* [Work item]:
Starting at the top of the listing below, copy each line exactly, stopping after the line that contains "Temperature and zero-point".

* [Data extracts]:
========================================================================

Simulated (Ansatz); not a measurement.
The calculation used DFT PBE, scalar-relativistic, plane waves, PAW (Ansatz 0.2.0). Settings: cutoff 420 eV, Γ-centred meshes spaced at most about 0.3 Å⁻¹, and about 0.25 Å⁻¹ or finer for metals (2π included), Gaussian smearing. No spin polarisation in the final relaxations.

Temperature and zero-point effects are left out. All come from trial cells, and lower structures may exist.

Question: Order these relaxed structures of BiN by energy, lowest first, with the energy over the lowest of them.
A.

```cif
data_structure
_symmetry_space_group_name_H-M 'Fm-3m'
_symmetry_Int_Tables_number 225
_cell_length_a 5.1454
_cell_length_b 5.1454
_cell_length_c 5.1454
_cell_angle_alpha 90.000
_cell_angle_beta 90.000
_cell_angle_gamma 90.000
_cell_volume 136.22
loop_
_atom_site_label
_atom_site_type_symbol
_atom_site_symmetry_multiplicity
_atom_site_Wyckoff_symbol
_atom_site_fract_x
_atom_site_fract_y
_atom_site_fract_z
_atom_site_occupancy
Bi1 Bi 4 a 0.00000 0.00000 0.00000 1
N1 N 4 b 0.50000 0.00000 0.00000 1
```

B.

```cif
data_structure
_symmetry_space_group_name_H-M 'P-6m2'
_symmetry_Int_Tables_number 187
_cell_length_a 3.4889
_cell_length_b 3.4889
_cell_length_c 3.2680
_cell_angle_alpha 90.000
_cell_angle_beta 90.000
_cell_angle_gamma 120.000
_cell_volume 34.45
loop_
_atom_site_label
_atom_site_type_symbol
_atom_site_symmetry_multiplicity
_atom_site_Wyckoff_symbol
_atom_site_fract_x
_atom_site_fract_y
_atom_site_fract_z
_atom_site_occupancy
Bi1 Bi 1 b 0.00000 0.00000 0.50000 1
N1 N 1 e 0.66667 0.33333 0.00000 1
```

========================================================================

* [Answer box]:
Simulated (Ansatz); not a measurement.
The calculation used DFT PBE, scalar-relativistic, plane waves, PAW (Ansatz 0.2.0). Settings: cutoff 420 eV, Γ-centred meshes spaced at most about 0.3 Å⁻¹, and about 0.25 Å⁻¹ or finer for metals (2π included), Gaussian smearing. No spin polarisation in the final relaxations.

Temperature and zero-point effects are left out. All come from trial cells, and lower structures may exist.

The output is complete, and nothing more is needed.